WORK ITEM: Exactly the lines from the start of the data through the line containing "The runs below" should be output, with both ends kept and nothing added.

▽

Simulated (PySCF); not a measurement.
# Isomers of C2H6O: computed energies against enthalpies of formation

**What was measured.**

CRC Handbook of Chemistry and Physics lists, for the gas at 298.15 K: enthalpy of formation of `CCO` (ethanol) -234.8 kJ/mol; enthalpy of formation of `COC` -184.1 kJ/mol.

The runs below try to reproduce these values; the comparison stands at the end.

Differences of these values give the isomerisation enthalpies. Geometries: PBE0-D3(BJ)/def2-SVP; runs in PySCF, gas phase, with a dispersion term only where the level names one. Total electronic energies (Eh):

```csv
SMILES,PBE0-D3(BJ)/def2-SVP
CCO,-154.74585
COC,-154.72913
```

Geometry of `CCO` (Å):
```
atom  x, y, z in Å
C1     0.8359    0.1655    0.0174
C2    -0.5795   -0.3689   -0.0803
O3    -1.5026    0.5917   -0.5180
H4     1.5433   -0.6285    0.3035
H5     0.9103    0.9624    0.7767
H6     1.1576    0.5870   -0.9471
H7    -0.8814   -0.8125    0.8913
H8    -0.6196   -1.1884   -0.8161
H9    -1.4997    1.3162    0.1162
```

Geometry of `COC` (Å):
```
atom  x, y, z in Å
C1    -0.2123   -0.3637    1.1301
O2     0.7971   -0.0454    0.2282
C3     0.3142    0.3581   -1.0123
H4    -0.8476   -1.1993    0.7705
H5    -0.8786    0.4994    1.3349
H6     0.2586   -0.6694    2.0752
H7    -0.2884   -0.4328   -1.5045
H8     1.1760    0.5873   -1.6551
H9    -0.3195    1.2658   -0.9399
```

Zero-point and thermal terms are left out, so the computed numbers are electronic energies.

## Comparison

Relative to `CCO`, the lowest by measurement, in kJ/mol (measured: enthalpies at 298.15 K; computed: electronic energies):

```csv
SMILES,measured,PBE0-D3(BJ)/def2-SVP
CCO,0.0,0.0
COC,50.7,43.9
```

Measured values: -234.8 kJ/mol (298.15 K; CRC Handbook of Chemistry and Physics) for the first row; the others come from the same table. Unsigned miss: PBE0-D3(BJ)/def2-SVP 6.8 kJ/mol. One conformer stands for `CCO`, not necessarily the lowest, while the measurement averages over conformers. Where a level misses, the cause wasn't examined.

△

YOUR SOLUTION:
Simulated (PySCF); not a measurement.
# Isomers of C2H6O: computed energies against enthalpies of formation

**What was measured.**

CRC Handbook of Chemistry and Physics lists, for the gas at 298.15 K: enthalpy of formation of `CCO` (ethanol) -234.8 kJ/mol; enthalpy of formation of `COC` -184.1 kJ/mol.

The runs below try to reproduce these values; the comparison stands at the end.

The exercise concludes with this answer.